* **Required action**
Go through the entries and copy each one exactly. Leave none out.

BEGIN Record excerpts
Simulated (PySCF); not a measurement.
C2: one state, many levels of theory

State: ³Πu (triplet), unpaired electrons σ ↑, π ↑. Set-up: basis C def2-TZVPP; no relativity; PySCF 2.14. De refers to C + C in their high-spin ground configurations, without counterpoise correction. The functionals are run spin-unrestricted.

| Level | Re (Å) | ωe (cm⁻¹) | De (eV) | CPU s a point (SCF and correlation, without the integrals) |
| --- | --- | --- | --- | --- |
END Record excerpts

* **Expected answer**
Simulated (PySCF); not a measurement.
C2: one state, many levels of theory

State: ³Πu (triplet), unpaired electrons σ ↑, π ↑. Set-up: basis C def2-TZVPP; no relativity; PySCF 2.14. De refers to C + C in their high-spin ground configurations, without counterpoise correction. The functionals are run spin-unrestricted.

| Level | Re (Å) | ωe (cm⁻¹) | De (eV) | CPU s a point (SCF and correlation, without the integrals) |
| --- | --- | --- | --- | --- |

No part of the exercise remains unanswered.